Assigned task
Produce word for word the lines of the data below running from the one that has "Task: Fill in the values left out." to the one that has "Caveats: some runs", inclusive, and no others.

************

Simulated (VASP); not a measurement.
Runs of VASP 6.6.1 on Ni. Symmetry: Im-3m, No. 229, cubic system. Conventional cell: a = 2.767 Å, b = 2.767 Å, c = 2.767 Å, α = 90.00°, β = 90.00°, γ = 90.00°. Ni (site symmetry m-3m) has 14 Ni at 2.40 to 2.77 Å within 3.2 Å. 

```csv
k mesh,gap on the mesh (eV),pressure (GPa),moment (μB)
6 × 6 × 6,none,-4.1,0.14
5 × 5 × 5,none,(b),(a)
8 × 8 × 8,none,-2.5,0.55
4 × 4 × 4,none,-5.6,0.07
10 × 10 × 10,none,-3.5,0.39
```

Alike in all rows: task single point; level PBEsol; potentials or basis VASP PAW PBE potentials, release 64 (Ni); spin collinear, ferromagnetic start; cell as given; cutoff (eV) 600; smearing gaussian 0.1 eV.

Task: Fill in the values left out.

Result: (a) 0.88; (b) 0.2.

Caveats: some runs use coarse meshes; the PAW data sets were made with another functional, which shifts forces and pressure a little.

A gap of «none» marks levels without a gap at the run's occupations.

************

Written reply
Task: Fill in the values left out.

Result: (a) 0.88; (b) 0.2.

Caveats: some runs use coarse meshes; the PAW data sets were made with another functional, which shifts forces and pressure a little.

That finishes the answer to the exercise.